Exercise
Start at the line below containing "Functional | r2SCAN |" and stop at the line containing "Levels at points". Repeat every line of that stretch exactly, and nothing outside it.

□ □ □

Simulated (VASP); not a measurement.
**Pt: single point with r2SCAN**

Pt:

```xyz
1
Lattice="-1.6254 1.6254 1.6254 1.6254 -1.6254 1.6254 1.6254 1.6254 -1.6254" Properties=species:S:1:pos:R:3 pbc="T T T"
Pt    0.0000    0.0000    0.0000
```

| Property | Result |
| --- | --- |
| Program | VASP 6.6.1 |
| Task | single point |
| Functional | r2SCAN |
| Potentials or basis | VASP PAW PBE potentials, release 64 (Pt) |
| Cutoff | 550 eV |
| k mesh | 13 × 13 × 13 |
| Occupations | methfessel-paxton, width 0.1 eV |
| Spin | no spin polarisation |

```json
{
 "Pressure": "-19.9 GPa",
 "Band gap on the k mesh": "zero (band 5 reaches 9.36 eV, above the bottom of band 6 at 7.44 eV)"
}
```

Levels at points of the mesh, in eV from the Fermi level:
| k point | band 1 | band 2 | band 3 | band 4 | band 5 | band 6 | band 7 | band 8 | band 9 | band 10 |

□ □ □

Solution
| Functional | r2SCAN |
| Potentials or basis | VASP PAW PBE potentials, release 64 (Pt) |
| Cutoff | 550 eV |
| k mesh | 13 × 13 × 13 |
| Occupations | methfessel-paxton, width 0.1 eV |
| Spin | no spin polarisation |

```json
{
 "Pressure": "-19.9 GPa",
 "Band gap on the k mesh": "zero (band 5 reaches 9.36 eV, above the bottom of band 6 at 7.44 eV)"
}
```

Levels at points of the mesh, in eV from the Fermi level:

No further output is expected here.